* * * * * * *

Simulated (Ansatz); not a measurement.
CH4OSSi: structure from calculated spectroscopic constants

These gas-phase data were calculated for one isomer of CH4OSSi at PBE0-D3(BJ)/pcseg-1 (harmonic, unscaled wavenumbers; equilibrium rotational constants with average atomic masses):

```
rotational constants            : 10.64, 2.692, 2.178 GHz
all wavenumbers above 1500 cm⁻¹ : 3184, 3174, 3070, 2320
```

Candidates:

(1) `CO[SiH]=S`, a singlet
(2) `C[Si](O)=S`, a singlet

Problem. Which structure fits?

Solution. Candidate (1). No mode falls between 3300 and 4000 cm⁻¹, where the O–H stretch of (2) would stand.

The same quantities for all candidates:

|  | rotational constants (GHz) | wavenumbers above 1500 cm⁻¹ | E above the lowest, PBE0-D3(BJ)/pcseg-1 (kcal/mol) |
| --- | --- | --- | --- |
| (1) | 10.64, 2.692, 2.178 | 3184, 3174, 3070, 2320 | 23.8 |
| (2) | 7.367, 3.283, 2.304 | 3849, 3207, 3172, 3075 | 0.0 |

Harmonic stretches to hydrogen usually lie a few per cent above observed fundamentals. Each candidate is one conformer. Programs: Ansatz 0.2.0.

* * * * * * *

* Work order
All lines from the beginning of the material above through the one with "3075 | 0.0 |" need to be returned exactly; please return those and only those.

* Task output
Simulated (Ansatz); not a measurement.
CH4OSSi: structure from calculated spectroscopic constants

These gas-phase data were calculated for one isomer of CH4OSSi at PBE0-D3(BJ)/pcseg-1 (harmonic, unscaled wavenumbers; equilibrium rotational constants with average atomic masses):

```
rotational constants            : 10.64, 2.692, 2.178 GHz
all wavenumbers above 1500 cm⁻¹ : 3184, 3174, 3070, 2320
```

Candidates:

(1) `CO[SiH]=S`, a singlet
(2) `C[Si](O)=S`, a singlet

Problem. Which structure fits?

Solution. Candidate (1). No mode falls between 3300 and 4000 cm⁻¹, where the O–H stretch of (2) would stand.

The same quantities for all candidates:

|  | rotational constants (GHz) | wavenumbers above 1500 cm⁻¹ | E above the lowest, PBE0-D3(BJ)/pcseg-1 (kcal/mol) |
| --- | --- | --- | --- |
| (1) | 10.64, 2.692, 2.178 | 3184, 3174, 3070, 2320 | 23.8 |
| (2) | 7.367, 3.283, 2.304 | 3849, 3207, 3172, 3075 | 0.0 |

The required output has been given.